• Work instruction: Write out the data below exactly, beginning with the first line and ending once the line that has "Problem. How long" is written.

• Listed records:
____________________

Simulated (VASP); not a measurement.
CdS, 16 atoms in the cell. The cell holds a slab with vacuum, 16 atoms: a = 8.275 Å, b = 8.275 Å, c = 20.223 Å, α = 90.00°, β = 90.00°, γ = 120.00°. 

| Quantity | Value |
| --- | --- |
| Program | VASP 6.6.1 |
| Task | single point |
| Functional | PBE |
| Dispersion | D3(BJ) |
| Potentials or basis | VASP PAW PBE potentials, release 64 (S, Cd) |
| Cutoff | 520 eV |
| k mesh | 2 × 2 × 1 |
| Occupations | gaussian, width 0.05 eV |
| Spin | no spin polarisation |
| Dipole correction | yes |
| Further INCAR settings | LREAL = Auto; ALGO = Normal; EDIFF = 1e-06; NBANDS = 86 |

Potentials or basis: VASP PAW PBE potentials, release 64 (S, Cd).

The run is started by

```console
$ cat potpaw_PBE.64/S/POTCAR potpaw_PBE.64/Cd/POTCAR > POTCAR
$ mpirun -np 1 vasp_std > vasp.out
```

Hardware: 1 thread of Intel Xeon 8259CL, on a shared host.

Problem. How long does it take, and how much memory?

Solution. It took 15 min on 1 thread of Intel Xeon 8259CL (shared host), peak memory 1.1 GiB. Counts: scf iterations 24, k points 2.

____________________

• Response box:
Simulated (VASP); not a measurement.
CdS, 16 atoms in the cell. The cell holds a slab with vacuum, 16 atoms: a = 8.275 Å, b = 8.275 Å, c = 20.223 Å, α = 90.00°, β = 90.00°, γ = 120.00°. 

| Quantity | Value |
| --- | --- |
| Program | VASP 6.6.1 |
| Task | single point |
| Functional | PBE |
| Dispersion | D3(BJ) |
| Potentials or basis | VASP PAW PBE potentials, release 64 (S, Cd) |
| Cutoff | 520 eV |
| k mesh | 2 × 2 × 1 |
| Occupations | gaussian, width 0.05 eV |
| Spin | no spin polarisation |
| Dipole correction | yes |
| Further INCAR settings | LREAL = Auto; ALGO = Normal; EDIFF = 1e-06; NBANDS = 86 |

Potentials or basis: VASP PAW PBE potentials, release 64 (S, Cd).

The run is started by

```console
$ cat potpaw_PBE.64/S/POTCAR potpaw_PBE.64/Cd/POTCAR > POTCAR
$ mpirun -np 1 vasp_std > vasp.out
```

Hardware: 1 thread of Intel Xeon 8259CL, on a shared host.

Problem. How long does it take, and how much memory?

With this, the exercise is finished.